:::

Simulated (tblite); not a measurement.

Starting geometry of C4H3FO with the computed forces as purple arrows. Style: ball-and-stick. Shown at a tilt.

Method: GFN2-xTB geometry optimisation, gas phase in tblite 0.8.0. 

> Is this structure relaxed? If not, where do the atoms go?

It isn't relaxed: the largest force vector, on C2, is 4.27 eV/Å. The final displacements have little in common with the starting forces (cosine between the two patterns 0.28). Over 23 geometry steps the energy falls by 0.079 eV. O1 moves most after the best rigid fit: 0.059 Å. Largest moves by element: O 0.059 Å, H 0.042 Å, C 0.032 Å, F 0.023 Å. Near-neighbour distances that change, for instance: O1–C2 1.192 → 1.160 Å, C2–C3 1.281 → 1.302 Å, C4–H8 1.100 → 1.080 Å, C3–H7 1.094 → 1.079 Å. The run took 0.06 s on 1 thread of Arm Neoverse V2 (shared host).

:::

TASK ITEM — Please print verbatim each line from the first line of the entries above to the line that contains "the atoms go?", inclusive, and nothing more.

RESPONSE BOX —
Simulated (tblite); not a measurement.

Starting geometry of C4H3FO with the computed forces as purple arrows. Style: ball-and-stick. Shown at a tilt.

Method: GFN2-xTB geometry optimisation, gas phase in tblite 0.8.0. 

> Is this structure relaxed? If not, where do the atoms go?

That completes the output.